- **WORK INSTRUCTION**: The lines from the start of the data through the line with "- Functional: PBEsol" are to be returned verbatim; all later lines are to be omitted.

- **INFORMATION PROVIDED**:

********************

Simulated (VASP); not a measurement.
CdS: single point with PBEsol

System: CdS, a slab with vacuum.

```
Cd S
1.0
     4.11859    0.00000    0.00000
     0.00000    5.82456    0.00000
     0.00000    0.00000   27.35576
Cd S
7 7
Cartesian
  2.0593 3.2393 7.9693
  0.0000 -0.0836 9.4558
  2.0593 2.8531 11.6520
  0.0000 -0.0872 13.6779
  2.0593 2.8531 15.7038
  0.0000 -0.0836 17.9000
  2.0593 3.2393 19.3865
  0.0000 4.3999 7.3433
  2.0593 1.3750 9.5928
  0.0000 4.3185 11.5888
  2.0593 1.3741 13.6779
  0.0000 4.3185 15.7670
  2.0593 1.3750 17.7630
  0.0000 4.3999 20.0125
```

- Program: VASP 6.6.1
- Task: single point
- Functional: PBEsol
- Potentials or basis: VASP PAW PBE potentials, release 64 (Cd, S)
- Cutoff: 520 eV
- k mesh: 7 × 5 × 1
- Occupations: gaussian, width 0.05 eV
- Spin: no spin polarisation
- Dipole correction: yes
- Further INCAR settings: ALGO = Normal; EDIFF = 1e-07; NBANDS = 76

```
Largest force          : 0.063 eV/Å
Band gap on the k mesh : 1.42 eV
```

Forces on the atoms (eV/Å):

********************

- **EXPECTED ANSWER**:
Simulated (VASP); not a measurement.
CdS: single point with PBEsol

System: CdS, a slab with vacuum.

```
Cd S
1.0
     4.11859    0.00000    0.00000
     0.00000    5.82456    0.00000
     0.00000    0.00000   27.35576
Cd S
7 7
Cartesian
  2.0593 3.2393 7.9693
  0.0000 -0.0836 9.4558
  2.0593 2.8531 11.6520
  0.0000 -0.0872 13.6779
  2.0593 2.8531 15.7038
  0.0000 -0.0836 17.9000
  2.0593 3.2393 19.3865
  0.0000 4.3999 7.3433
  2.0593 1.3750 9.5928
  0.0000 4.3185 11.5888
  2.0593 1.3741 13.6779
  0.0000 4.3185 15.7670
  2.0593 1.3750 17.7630
  0.0000 4.3999 20.0125
```

- Program: VASP 6.6.1
- Task: single point
- Functional: PBEsol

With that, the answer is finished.